ASSIGNED TASK — Please restate, exactly as written, the lines running from the beginning of the material through the line that has "Structure optimised with" in it.

►
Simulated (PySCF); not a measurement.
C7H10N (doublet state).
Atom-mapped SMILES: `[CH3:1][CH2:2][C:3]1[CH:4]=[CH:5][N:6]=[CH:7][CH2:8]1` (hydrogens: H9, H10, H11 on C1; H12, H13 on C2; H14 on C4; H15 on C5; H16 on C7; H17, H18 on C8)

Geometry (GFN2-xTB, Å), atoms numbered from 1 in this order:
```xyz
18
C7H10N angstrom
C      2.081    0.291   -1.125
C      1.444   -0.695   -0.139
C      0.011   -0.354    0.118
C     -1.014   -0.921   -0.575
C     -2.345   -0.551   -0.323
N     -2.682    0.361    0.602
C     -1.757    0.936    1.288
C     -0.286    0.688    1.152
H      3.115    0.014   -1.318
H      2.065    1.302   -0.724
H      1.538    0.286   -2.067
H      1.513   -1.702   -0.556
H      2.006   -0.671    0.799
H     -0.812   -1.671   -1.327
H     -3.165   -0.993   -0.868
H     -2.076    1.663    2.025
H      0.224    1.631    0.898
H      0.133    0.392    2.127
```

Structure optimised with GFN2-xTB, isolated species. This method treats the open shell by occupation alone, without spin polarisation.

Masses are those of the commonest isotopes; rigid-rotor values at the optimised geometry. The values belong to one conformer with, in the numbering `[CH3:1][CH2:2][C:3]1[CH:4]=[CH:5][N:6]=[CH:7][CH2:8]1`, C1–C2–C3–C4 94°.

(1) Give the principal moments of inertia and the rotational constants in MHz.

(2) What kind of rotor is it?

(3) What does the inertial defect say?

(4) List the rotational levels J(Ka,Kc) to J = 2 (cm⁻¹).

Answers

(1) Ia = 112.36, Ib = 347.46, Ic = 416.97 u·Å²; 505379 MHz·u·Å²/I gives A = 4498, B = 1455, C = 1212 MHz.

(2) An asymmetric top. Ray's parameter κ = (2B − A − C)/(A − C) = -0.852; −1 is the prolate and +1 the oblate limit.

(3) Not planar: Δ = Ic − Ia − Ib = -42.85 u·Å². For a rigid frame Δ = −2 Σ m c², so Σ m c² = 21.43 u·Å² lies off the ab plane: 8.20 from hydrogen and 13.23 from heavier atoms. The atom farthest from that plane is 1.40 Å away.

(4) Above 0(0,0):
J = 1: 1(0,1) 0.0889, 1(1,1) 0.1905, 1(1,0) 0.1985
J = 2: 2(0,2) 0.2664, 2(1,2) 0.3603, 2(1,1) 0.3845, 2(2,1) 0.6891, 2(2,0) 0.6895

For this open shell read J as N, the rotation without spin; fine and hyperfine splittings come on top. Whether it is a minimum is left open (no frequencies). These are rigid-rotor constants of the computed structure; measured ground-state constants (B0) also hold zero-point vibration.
◄

REPLY —
Simulated (PySCF); not a measurement.
C7H10N (doublet state).
Atom-mapped SMILES: `[CH3:1][CH2:2][C:3]1[CH:4]=[CH:5][N:6]=[CH:7][CH2:8]1` (hydrogens: H9, H10, H11 on C1; H12, H13 on C2; H14 on C4; H15 on C5; H16 on C7; H17, H18 on C8)

Geometry (GFN2-xTB, Å), atoms numbered from 1 in this order:
```xyz
18
C7H10N angstrom
C      2.081    0.291   -1.125
C      1.444   -0.695   -0.139
C      0.011   -0.354    0.118
C     -1.014   -0.921   -0.575
C     -2.345   -0.551   -0.323
N     -2.682    0.361    0.602
C     -1.757    0.936    1.288
C     -0.286    0.688    1.152
H      3.115    0.014   -1.318
H      2.065    1.302   -0.724
H      1.538    0.286   -2.067
H      1.513   -1.702   -0.556
H      2.006   -0.671    0.799
H     -0.812   -1.671   -1.327
H     -3.165   -0.993   -0.868
H     -2.076    1.663    2.025
H      0.224    1.631    0.898
H      0.133    0.392    2.127
```

Structure optimised with GFN2-xTB, isolated species. This method treats the open shell by occupation alone, without spin polarisation.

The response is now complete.